▸ **Information provided**
BEGIN
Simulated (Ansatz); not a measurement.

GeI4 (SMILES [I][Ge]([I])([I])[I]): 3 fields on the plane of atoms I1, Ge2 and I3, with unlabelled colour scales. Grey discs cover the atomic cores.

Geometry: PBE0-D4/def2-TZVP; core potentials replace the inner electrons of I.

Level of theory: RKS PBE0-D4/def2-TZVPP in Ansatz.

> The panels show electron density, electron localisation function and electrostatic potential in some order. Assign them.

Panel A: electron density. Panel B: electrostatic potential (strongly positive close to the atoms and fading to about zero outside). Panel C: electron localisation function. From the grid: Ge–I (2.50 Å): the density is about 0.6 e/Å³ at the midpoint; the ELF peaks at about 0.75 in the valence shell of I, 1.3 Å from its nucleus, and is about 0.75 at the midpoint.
END

▸ **Task item**
Go through the listing above and set down each line exactly as it stands.

▸ **Written solution**
Simulated (Ansatz); not a measurement.

GeI4 (SMILES [I][Ge]([I])([I])[I]): 3 fields on the plane of atoms I1, Ge2 and I3, with unlabelled colour scales. Grey discs cover the atomic cores.

Geometry: PBE0-D4/def2-TZVP; core potentials replace the inner electrons of I.

Level of theory: RKS PBE0-D4/def2-TZVPP in Ansatz.

> The panels show electron density, electron localisation function and electrostatic potential in some order. Assign them.

Panel A: electron density. Panel B: electrostatic potential (strongly positive close to the atoms and fading to about zero outside). Panel C: electron localisation function. From the grid: Ge–I (2.50 Å): the density is about 0.6 e/Å³ at the midpoint; the ELF peaks at about 0.75 in the valence shell of I, 1.3 Å from its nucleus, and is about 0.75 at the midpoint.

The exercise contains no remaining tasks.